------ Supplied data
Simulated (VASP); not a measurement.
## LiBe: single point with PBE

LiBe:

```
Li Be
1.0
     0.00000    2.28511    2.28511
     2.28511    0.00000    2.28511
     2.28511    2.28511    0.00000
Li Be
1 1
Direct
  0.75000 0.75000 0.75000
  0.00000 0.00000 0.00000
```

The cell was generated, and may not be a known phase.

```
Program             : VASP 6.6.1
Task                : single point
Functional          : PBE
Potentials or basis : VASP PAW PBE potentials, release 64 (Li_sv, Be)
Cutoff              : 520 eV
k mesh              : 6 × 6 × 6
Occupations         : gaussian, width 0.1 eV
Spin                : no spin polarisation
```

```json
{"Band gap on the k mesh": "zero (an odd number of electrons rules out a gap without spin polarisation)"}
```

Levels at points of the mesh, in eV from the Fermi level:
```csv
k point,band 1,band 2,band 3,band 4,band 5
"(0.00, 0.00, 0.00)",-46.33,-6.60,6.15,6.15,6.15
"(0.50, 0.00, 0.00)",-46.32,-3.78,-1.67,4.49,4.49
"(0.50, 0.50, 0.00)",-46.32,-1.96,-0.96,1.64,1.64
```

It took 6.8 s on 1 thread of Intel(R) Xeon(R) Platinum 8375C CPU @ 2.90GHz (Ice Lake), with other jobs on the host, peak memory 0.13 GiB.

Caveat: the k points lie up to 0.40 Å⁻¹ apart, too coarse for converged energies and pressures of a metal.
------------

== Requirement ==
Retype only the stretch of lines above starting at the one with "Levels at points" and stopping at the one with "It took 6.8", exactly as written, with both kept.

== Exercise solution ==
Levels at points of the mesh, in eV from the Fermi level:
```csv
k point,band 1,band 2,band 3,band 4,band 5
"(0.00, 0.00, 0.00)",-46.33,-6.60,6.15,6.15,6.15
"(0.50, 0.00, 0.00)",-46.32,-3.78,-1.67,4.49,4.49
"(0.50, 0.50, 0.00)",-46.32,-1.96,-0.96,1.64,1.64
```

It took 6.8 s on 1 thread of Intel(R) Xeon(R) Platinum 8375C CPU @ 2.90GHz (Ice Lake), with other jobs on the host, peak memory 0.13 GiB.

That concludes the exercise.